Supplied data
- - - -
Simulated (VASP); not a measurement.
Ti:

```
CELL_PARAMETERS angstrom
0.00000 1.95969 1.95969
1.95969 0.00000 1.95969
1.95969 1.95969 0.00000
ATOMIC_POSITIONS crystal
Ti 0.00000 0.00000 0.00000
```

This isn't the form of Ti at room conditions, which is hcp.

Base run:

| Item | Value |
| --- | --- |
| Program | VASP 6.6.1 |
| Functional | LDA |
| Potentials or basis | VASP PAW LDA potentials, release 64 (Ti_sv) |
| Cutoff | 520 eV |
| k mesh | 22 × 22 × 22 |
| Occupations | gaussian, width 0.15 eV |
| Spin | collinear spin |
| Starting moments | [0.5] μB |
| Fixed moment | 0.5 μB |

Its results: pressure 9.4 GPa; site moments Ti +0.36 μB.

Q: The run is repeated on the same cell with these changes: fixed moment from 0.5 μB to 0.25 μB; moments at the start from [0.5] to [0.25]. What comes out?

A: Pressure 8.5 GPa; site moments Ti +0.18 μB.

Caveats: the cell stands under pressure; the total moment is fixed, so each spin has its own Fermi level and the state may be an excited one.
- - - -

Work item
Once you have read the data above, print all of it again exactly.

Exercise solution
Simulated (VASP); not a measurement.
Ti:

```
CELL_PARAMETERS angstrom
0.00000 1.95969 1.95969
1.95969 0.00000 1.95969
1.95969 1.95969 0.00000
ATOMIC_POSITIONS crystal
Ti 0.00000 0.00000 0.00000
```

This isn't the form of Ti at room conditions, which is hcp.

Base run:

| Item | Value |
| --- | --- |
| Program | VASP 6.6.1 |
| Functional | LDA |
| Potentials or basis | VASP PAW LDA potentials, release 64 (Ti_sv) |
| Cutoff | 520 eV |
| k mesh | 22 × 22 × 22 |
| Occupations | gaussian, width 0.15 eV |
| Spin | collinear spin |
| Starting moments | [0.5] μB |
| Fixed moment | 0.5 μB |

Its results: pressure 9.4 GPa; site moments Ti +0.36 μB.

Q: The run is repeated on the same cell with these changes: fixed moment from 0.5 μB to 0.25 μB; moments at the start from [0.5] to [0.25]. What comes out?

A: Pressure 8.5 GPa; site moments Ti +0.18 μB.

Caveats: the cell stands under pressure; the total moment is fixed, so each spin has its own Fermi level and the state may be an excited one.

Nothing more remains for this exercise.